• [Record excerpts]
◇ ◇ ◇ ◇ ◇ ◇ ◇
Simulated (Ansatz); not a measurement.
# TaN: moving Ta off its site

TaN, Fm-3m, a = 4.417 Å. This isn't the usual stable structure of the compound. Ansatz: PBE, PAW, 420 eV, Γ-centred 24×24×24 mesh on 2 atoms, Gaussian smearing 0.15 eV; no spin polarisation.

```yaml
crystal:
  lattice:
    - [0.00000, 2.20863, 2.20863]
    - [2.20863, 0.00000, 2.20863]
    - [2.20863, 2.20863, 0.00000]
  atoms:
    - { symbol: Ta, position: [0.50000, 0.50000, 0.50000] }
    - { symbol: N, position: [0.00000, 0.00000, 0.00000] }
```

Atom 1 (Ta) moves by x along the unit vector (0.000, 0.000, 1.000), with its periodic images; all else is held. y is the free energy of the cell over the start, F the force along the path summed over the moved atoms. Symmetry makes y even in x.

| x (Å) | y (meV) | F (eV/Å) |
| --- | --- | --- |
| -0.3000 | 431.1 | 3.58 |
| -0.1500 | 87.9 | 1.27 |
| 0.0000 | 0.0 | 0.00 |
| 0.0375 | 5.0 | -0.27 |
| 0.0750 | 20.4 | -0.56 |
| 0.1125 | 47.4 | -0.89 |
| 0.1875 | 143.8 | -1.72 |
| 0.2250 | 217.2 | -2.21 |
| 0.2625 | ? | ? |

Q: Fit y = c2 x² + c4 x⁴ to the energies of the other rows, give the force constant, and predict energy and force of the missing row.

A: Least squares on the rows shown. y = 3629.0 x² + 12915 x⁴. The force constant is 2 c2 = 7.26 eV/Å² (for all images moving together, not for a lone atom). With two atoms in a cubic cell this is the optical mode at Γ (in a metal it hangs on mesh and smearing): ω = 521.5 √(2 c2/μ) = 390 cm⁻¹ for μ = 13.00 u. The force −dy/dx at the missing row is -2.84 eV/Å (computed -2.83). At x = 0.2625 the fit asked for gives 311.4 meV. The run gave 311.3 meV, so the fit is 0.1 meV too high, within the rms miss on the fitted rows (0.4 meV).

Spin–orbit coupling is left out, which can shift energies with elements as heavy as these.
◇ ◇ ◇ ◇ ◇ ◇ ◇

• [Work instruction]
Print exactly the lines from the beginning of the entries through the line with "Q: Fit y = c2". Output nothing more.

• [Written response]
Simulated (Ansatz); not a measurement.
# TaN: moving Ta off its site

TaN, Fm-3m, a = 4.417 Å. This isn't the usual stable structure of the compound. Ansatz: PBE, PAW, 420 eV, Γ-centred 24×24×24 mesh on 2 atoms, Gaussian smearing 0.15 eV; no spin polarisation.

```yaml
crystal:
  lattice:
    - [0.00000, 2.20863, 2.20863]
    - [2.20863, 0.00000, 2.20863]
    - [2.20863, 2.20863, 0.00000]
  atoms:
    - { symbol: Ta, position: [0.50000, 0.50000, 0.50000] }
    - { symbol: N, position: [0.00000, 0.00000, 0.00000] }
```

Atom 1 (Ta) moves by x along the unit vector (0.000, 0.000, 1.000), with its periodic images; all else is held. y is the free energy of the cell over the start, F the force along the path summed over the moved atoms. Symmetry makes y even in x.

| x (Å) | y (meV) | F (eV/Å) |
| --- | --- | --- |
| -0.3000 | 431.1 | 3.58 |
| -0.1500 | 87.9 | 1.27 |
| 0.0000 | 0.0 | 0.00 |
| 0.0375 | 5.0 | -0.27 |
| 0.0750 | 20.4 | -0.56 |
| 0.1125 | 47.4 | -0.89 |
| 0.1875 | 143.8 | -1.72 |
| 0.2250 | 217.2 | -2.21 |
| 0.2625 | ? | ? |

Q: Fit y = c2 x² + c4 x⁴ to the energies of the other rows, give the force constant, and predict energy and force of the missing row.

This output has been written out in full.